# [REQUIREMENT]
Take the material below and restate it word for word, stopping after the line in which "Strained edges: Ec" occurs.

□ □ □ □
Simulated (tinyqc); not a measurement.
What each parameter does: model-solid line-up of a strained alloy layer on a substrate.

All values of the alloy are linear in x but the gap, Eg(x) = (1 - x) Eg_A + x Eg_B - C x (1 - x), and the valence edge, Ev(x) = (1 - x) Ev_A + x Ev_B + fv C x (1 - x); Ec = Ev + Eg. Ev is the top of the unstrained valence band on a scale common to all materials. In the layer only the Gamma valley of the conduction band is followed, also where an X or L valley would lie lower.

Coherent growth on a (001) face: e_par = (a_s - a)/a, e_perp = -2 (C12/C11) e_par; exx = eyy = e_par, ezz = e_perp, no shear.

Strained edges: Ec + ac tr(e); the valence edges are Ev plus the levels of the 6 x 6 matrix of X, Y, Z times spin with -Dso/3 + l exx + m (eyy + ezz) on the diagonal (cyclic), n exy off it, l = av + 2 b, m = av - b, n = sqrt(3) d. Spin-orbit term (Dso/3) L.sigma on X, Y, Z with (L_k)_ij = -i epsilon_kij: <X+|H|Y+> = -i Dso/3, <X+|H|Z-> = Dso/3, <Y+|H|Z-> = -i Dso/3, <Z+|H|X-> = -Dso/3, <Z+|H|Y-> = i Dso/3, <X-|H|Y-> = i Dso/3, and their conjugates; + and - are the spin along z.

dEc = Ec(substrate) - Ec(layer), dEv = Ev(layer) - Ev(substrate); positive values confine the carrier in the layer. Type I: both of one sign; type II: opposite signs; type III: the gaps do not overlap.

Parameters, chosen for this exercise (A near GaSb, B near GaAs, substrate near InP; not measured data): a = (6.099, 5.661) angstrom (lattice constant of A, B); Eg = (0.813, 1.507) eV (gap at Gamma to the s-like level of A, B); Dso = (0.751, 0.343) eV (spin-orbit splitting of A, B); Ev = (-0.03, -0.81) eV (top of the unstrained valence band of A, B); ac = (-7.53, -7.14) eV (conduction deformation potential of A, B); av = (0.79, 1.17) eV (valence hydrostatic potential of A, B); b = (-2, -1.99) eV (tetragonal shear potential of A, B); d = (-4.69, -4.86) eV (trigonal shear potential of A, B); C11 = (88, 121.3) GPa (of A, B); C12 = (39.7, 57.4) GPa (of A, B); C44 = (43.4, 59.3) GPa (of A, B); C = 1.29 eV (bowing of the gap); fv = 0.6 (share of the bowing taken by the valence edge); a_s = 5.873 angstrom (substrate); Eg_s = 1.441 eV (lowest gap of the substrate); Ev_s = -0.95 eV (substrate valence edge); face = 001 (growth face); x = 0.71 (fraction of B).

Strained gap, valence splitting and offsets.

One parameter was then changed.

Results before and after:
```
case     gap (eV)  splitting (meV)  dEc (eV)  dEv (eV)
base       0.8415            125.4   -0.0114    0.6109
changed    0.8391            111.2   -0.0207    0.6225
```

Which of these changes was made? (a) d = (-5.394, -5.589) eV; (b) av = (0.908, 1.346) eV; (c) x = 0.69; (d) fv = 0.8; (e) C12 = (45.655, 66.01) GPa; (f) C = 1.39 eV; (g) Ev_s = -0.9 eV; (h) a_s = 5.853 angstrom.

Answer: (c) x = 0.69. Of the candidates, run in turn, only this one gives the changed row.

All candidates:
□ □ □ □

# [YOUR SOLUTION]
Simulated (tinyqc); not a measurement.
What each parameter does: model-solid line-up of a strained alloy layer on a substrate.

All values of the alloy are linear in x but the gap, Eg(x) = (1 - x) Eg_A + x Eg_B - C x (1 - x), and the valence edge, Ev(x) = (1 - x) Ev_A + x Ev_B + fv C x (1 - x); Ec = Ev + Eg. Ev is the top of the unstrained valence band on a scale common to all materials. In the layer only the Gamma valley of the conduction band is followed, also where an X or L valley would lie lower.

Coherent growth on a (001) face: e_par = (a_s - a)/a, e_perp = -2 (C12/C11) e_par; exx = eyy = e_par, ezz = e_perp, no shear.

Strained edges: Ec + ac tr(e); the valence edges are Ev plus the levels of the 6 x 6 matrix of X, Y, Z times spin with -Dso/3 + l exx + m (eyy + ezz) on the diagonal (cyclic), n exy off it, l = av + 2 b, m = av - b, n = sqrt(3) d. Spin-orbit term (Dso/3) L.sigma on X, Y, Z with (L_k)_ij = -i epsilon_kij: <X+|H|Y+> = -i Dso/3, <X+|H|Z-> = Dso/3, <Y+|H|Z-> = -i Dso/3, <Z+|H|X-> = -Dso/3, <Z+|H|Y-> = i Dso/3, <X-|H|Y-> = i Dso/3, and their conjugates; + and - are the spin along z.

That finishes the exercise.